MATERIAL PROVIDED: Begin

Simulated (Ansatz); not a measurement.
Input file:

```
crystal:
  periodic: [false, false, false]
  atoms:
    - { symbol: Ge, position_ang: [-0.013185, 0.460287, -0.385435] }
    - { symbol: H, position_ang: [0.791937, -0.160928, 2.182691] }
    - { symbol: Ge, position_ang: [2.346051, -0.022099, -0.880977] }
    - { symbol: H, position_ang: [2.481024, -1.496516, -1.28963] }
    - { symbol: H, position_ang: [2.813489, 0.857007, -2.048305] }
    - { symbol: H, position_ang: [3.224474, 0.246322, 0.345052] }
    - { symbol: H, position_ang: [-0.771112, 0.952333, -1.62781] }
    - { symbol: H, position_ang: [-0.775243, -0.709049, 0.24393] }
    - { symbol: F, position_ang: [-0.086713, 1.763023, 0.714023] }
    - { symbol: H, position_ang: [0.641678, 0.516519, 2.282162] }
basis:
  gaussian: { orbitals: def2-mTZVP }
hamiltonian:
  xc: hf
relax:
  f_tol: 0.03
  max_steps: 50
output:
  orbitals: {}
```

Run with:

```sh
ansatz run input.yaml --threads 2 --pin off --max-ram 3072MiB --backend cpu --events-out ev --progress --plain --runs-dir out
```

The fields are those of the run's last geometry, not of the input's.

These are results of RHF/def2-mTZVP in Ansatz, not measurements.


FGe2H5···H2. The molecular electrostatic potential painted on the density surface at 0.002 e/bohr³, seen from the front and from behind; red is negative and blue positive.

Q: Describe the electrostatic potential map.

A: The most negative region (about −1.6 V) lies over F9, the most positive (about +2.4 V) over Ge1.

MATERIAL PROVIDED: End

■ REQUIREMENT: Please give an exact copy of the entries above, from the line with "FGe2H5···H2. The molecular" down to the line with "Q: Describe the electrostatic potential map.", inclusive, and nothing else.

■ TASK OUTPUT:
FGe2H5···H2. The molecular electrostatic potential painted on the density surface at 0.002 e/bohr³, seen from the front and from behind; red is negative and blue positive.

Q: Describe the electrostatic potential map.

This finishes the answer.